━━━━━━━━━━━━━━━━
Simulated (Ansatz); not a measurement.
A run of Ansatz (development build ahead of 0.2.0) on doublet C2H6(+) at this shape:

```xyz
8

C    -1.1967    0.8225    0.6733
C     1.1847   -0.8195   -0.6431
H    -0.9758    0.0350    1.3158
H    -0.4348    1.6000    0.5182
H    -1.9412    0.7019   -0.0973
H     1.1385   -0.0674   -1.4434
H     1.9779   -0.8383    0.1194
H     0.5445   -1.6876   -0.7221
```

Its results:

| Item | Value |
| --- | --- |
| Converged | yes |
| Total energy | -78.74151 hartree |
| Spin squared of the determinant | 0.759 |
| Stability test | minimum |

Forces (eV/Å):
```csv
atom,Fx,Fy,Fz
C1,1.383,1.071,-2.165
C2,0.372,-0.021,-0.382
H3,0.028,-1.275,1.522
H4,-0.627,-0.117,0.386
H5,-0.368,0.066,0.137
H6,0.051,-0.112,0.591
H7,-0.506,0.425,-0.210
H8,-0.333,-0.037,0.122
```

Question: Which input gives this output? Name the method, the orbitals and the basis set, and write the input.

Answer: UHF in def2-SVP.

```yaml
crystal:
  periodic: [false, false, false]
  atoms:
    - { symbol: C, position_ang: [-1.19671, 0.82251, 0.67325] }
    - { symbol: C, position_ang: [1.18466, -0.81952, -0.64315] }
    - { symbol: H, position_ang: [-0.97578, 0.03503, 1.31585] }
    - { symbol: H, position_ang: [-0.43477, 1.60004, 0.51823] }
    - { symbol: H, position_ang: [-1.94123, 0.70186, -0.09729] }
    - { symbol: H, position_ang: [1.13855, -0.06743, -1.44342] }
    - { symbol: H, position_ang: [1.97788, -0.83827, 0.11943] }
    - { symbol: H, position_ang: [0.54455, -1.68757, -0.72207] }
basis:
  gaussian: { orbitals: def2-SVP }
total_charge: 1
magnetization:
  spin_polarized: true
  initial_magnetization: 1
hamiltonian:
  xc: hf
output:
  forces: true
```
━━━━━━━━━━━━━━━━

→ **Required action**
Begin at the first line of the entries above and copy every line exactly, ending with the line that contains "Converged | yes |".

→ **Task response**
Simulated (Ansatz); not a measurement.
A run of Ansatz (development build ahead of 0.2.0) on doublet C2H6(+) at this shape:

```xyz
8

C    -1.1967    0.8225    0.6733
C     1.1847   -0.8195   -0.6431
H    -0.9758    0.0350    1.3158
H    -0.4348    1.6000    0.5182
H    -1.9412    0.7019   -0.0973
H     1.1385   -0.0674   -1.4434
H     1.9779   -0.8383    0.1194
H     0.5445   -1.6876   -0.7221
```

Its results:

| Item | Value |
| --- | --- |
| Converged | yes |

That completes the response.